[[ Supplied records, beginning ]]
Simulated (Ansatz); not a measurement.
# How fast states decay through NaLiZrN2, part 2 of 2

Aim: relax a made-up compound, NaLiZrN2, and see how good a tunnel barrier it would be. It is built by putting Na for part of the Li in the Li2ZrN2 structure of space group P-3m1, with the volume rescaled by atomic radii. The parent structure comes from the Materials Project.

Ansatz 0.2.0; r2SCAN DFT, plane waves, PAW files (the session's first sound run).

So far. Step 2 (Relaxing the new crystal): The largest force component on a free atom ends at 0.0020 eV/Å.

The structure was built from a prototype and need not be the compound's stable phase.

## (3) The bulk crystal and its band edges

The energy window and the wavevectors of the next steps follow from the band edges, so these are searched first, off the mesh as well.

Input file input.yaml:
[[ Supplied records, end ]]

- [Action item]:
Start at the first line of the material and transcribe each line exactly, stopping once the line containing "The energy window" has been written.

- [Problem solution]:
Simulated (Ansatz); not a measurement.
# How fast states decay through NaLiZrN2, part 2 of 2

Aim: relax a made-up compound, NaLiZrN2, and see how good a tunnel barrier it would be. It is built by putting Na for part of the Li in the Li2ZrN2 structure of space group P-3m1, with the volume rescaled by atomic radii. The parent structure comes from the Materials Project.

Ansatz 0.2.0; r2SCAN DFT, plane waves, PAW files (the session's first sound run).

So far. Step 2 (Relaxing the new crystal): The largest force component on a free atom ends at 0.0020 eV/Å.

The structure was built from a prototype and need not be the compound's stable phase.

## (3) The bulk crystal and its band edges

The energy window and the wavevectors of the next steps follow from the band edges, so these are searched first, off the mesh as well.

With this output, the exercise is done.